◆ WORK INSTRUCTION
Transcribe the entire listing exactly.

◆ DATA UNDER STUDY
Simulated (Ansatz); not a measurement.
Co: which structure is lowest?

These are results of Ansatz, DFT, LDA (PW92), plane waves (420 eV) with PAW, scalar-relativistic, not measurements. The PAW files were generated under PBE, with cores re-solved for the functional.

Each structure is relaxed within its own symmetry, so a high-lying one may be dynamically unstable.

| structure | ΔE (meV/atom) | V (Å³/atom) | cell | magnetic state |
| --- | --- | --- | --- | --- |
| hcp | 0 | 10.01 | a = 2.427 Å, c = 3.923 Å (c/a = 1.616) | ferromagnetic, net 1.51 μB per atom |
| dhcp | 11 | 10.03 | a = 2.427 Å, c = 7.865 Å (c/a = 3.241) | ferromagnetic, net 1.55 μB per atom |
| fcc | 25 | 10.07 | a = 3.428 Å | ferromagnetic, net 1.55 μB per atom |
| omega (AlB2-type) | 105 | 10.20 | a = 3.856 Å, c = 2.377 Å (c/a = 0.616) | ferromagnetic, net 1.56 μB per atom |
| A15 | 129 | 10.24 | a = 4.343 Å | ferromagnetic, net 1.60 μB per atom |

◆ EXERCISE ANSWER
Simulated (Ansatz); not a measurement.
Co: which structure is lowest?

These are results of Ansatz, DFT, LDA (PW92), plane waves (420 eV) with PAW, scalar-relativistic, not measurements. The PAW files were generated under PBE, with cores re-solved for the functional.

Each structure is relaxed within its own symmetry, so a high-lying one may be dynamically unstable.

| structure | ΔE (meV/atom) | V (Å³/atom) | cell | magnetic state |
| --- | --- | --- | --- | --- |
| hcp | 0 | 10.01 | a = 2.427 Å, c = 3.923 Å (c/a = 1.616) | ferromagnetic, net 1.51 μB per atom |
| dhcp | 11 | 10.03 | a = 2.427 Å, c = 7.865 Å (c/a = 3.241) | ferromagnetic, net 1.55 μB per atom |
| fcc | 25 | 10.07 | a = 3.428 Å | ferromagnetic, net 1.55 μB per atom |
| omega (AlB2-type) | 105 | 10.20 | a = 3.856 Å, c = 2.377 Å (c/a = 0.616) | ferromagnetic, net 1.56 μB per atom |
| A15 | 129 | 10.24 | a = 4.343 Å | ferromagnetic, net 1.60 μB per atom |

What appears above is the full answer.